Information provided:
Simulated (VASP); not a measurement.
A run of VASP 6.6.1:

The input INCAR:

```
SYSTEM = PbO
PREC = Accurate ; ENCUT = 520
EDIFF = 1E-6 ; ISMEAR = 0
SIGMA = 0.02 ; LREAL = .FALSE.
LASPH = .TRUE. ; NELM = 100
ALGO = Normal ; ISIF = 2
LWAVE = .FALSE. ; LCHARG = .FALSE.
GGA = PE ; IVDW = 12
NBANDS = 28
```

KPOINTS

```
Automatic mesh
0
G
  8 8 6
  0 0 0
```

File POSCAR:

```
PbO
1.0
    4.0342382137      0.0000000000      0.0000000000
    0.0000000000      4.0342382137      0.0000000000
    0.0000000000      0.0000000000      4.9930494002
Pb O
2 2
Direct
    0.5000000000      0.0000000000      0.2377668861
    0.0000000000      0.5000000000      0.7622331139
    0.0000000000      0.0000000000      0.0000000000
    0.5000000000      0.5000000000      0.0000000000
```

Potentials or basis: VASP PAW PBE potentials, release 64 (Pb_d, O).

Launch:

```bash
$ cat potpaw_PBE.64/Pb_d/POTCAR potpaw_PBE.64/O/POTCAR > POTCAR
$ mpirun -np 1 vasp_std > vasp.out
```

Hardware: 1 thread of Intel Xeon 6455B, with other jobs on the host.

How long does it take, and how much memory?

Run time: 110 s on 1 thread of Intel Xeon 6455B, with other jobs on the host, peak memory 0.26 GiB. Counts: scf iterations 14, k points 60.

Work order:
Extract from the records above the lines from the one containing "Hardware: 1 thread" to the one containing "How long does it take, and how much memory?", both lines included, exactly as they appear and with nothing else.

Answer space:
Hardware: 1 thread of Intel Xeon 6455B, with other jobs on the host.

How long does it take, and how much memory?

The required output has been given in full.